Brief
Return all of the material, keeping each line exactly as it is.

Supplied data
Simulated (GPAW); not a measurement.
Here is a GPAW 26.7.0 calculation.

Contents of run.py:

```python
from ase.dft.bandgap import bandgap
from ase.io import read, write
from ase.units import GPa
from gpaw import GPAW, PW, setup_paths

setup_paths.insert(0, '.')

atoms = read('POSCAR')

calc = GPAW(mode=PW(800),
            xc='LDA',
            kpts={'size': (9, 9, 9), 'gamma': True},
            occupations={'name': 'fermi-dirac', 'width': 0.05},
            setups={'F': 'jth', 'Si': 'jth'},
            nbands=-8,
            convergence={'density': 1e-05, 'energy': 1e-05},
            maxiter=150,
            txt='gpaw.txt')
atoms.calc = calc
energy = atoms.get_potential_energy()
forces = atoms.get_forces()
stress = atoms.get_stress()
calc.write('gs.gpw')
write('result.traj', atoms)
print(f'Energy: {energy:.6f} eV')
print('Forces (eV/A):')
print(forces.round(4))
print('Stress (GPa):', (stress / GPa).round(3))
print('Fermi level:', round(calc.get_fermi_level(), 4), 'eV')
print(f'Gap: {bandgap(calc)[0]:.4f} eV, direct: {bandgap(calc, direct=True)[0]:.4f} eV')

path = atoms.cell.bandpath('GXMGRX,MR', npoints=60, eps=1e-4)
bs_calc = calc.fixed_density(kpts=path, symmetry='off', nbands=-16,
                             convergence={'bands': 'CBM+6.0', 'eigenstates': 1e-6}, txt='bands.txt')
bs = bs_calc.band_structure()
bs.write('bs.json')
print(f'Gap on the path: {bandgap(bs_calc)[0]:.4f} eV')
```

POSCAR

Reply
Simulated (GPAW); not a measurement.
Here is a GPAW 26.7.0 calculation.

Contents of run.py:

```python
from ase.dft.bandgap import bandgap
from ase.io import read, write
from ase.units import GPa
from gpaw import GPAW, PW, setup_paths

setup_paths.insert(0, '.')

atoms = read('POSCAR')

calc = GPAW(mode=PW(800),
            xc='LDA',
            kpts={'size': (9, 9, 9), 'gamma': True},
            occupations={'name': 'fermi-dirac', 'width': 0.05},
            setups={'F': 'jth', 'Si': 'jth'},
            nbands=-8,
            convergence={'density': 1e-05, 'energy': 1e-05},
            maxiter=150,
            txt='gpaw.txt')
atoms.calc = calc
energy = atoms.get_potential_energy()
forces = atoms.get_forces()
stress = atoms.get_stress()
calc.write('gs.gpw')
write('result.traj', atoms)
print(f'Energy: {energy:.6f} eV')
print('Forces (eV/A):')
print(forces.round(4))
print('Stress (GPa):', (stress / GPa).round(3))
print('Fermi level:', round(calc.get_fermi_level(), 4), 'eV')
print(f'Gap: {bandgap(calc)[0]:.4f} eV, direct: {bandgap(calc, direct=True)[0]:.4f} eV')

path = atoms.cell.bandpath('GXMGRX,MR', npoints=60, eps=1e-4)
bs_calc = calc.fixed_density(kpts=path, symmetry='off', nbands=-16,
                             convergence={'bands': 'CBM+6.0', 'eigenstates': 1e-6}, txt='bands.txt')
bs = bs_calc.band_structure()
bs.write('bs.json')
print(f'Gap on the path: {bandgap(bs_calc)[0]:.4f} eV')
```

POSCAR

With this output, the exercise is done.